--- START ---
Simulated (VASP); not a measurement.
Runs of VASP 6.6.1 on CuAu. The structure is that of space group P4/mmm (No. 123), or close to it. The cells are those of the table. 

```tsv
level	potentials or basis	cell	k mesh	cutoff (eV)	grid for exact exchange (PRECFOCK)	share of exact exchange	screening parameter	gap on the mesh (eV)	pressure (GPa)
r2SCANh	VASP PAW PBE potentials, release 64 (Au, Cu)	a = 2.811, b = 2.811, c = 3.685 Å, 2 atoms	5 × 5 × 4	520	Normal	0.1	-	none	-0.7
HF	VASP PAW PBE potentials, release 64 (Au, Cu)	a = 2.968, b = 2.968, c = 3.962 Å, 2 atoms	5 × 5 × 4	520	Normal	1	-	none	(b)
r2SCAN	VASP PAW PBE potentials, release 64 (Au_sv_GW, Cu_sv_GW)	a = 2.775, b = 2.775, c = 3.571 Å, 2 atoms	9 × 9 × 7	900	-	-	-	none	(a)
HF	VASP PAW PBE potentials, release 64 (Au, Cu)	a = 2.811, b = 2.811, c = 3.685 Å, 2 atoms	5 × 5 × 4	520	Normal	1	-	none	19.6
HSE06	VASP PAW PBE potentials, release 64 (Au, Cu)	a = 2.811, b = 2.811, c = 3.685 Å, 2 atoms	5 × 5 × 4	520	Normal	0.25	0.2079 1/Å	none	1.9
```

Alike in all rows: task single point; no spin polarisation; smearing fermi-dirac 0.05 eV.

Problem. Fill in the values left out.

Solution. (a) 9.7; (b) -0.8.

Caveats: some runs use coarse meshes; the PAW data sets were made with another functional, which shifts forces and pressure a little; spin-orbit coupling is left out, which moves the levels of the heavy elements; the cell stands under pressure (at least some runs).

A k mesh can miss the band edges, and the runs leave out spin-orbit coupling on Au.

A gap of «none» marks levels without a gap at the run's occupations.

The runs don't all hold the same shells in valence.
--- END ---

- [EXERCISE] From the material above, set down exactly the lines between the line holding "Alike in all" and the line holding "A k mesh can", inclusive. Include nothing else.

- [RESPONSE BOX]
Alike in all rows: task single point; no spin polarisation; smearing fermi-dirac 0.05 eV.

Problem. Fill in the values left out.

Solution. (a) 9.7; (b) -0.8.

Caveats: some runs use coarse meshes; the PAW data sets were made with another functional, which shifts forces and pressure a little; spin-orbit coupling is left out, which moves the levels of the heavy elements; the cell stands under pressure (at least some runs).

A k mesh can miss the band edges, and the runs leave out spin-orbit coupling on Au.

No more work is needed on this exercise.